- [Work task]
Up to and including the line containing "- 0.75, bubble temperature (°C): -50.1", please reproduce the lines of the listing below, starting from the top.

*** Opening Data for review ***

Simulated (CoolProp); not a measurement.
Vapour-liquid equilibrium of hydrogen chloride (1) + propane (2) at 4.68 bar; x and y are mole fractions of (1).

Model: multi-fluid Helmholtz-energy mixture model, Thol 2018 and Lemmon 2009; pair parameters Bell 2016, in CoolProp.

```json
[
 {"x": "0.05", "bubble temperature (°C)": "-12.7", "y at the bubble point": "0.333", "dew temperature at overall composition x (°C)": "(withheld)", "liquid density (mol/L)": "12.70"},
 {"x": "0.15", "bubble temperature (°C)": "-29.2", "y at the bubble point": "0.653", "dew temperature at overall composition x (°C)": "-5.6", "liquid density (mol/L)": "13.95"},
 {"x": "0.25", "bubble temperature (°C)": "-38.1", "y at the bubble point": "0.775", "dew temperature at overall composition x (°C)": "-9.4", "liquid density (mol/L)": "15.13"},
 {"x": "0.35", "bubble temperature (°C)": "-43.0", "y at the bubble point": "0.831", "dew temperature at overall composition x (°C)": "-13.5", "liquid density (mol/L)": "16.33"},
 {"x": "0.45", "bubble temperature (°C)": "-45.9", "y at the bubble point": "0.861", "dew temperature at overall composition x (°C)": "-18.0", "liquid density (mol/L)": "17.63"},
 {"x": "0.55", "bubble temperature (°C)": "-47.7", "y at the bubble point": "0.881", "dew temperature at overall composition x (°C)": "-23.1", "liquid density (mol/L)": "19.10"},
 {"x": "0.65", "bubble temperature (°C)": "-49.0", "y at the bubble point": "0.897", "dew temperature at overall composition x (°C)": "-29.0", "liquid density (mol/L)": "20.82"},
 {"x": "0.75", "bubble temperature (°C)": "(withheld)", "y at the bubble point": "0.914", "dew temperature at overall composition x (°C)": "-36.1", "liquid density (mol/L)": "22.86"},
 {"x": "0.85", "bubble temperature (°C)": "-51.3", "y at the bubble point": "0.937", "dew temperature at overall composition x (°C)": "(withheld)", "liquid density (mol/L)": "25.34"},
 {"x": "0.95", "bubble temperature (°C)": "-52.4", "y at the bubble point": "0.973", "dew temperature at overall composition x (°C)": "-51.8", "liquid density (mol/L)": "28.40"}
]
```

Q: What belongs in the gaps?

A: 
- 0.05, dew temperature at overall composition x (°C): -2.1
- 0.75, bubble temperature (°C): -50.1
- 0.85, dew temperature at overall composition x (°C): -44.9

*** Closing Data for review ***

- [Result]
Simulated (CoolProp); not a measurement.
Vapour-liquid equilibrium of hydrogen chloride (1) + propane (2) at 4.68 bar; x and y are mole fractions of (1).

Model: multi-fluid Helmholtz-energy mixture model, Thol 2018 and Lemmon 2009; pair parameters Bell 2016, in CoolProp.

```json
[
 {"x": "0.05", "bubble temperature (°C)": "-12.7", "y at the bubble point": "0.333", "dew temperature at overall composition x (°C)": "(withheld)", "liquid density (mol/L)": "12.70"},
 {"x": "0.15", "bubble temperature (°C)": "-29.2", "y at the bubble point": "0.653", "dew temperature at overall composition x (°C)": "-5.6", "liquid density (mol/L)": "13.95"},
 {"x": "0.25", "bubble temperature (°C)": "-38.1", "y at the bubble point": "0.775", "dew temperature at overall composition x (°C)": "-9.4", "liquid density (mol/L)": "15.13"},
 {"x": "0.35", "bubble temperature (°C)": "-43.0", "y at the bubble point": "0.831", "dew temperature at overall composition x (°C)": "-13.5", "liquid density (mol/L)": "16.33"},
 {"x": "0.45", "bubble temperature (°C)": "-45.9", "y at the bubble point": "0.861", "dew temperature at overall composition x (°C)": "-18.0", "liquid density (mol/L)": "17.63"},
 {"x": "0.55", "bubble temperature (°C)": "-47.7", "y at the bubble point": "0.881", "dew temperature at overall composition x (°C)": "-23.1", "liquid density (mol/L)": "19.10"},
 {"x": "0.65", "bubble temperature (°C)": "-49.0", "y at the bubble point": "0.897", "dew temperature at overall composition x (°C)": "-29.0", "liquid density (mol/L)": "20.82"},
 {"x": "0.75", "bubble temperature (°C)": "(withheld)", "y at the bubble point": "0.914", "dew temperature at overall composition x (°C)": "-36.1", "liquid density (mol/L)": "22.86"},
 {"x": "0.85", "bubble temperature (°C)": "-51.3", "y at the bubble point": "0.937", "dew temperature at overall composition x (°C)": "(withheld)", "liquid density (mol/L)": "25.34"},
 {"x": "0.95", "bubble temperature (°C)": "-52.4", "y at the bubble point": "0.973", "dew temperature at overall composition x (°C)": "-51.8", "liquid density (mol/L)": "28.40"}
]
```

Q: What belongs in the gaps?

A: 
- 0.05, dew temperature at overall composition x (°C): -2.1
- 0.75, bubble temperature (°C): -50.1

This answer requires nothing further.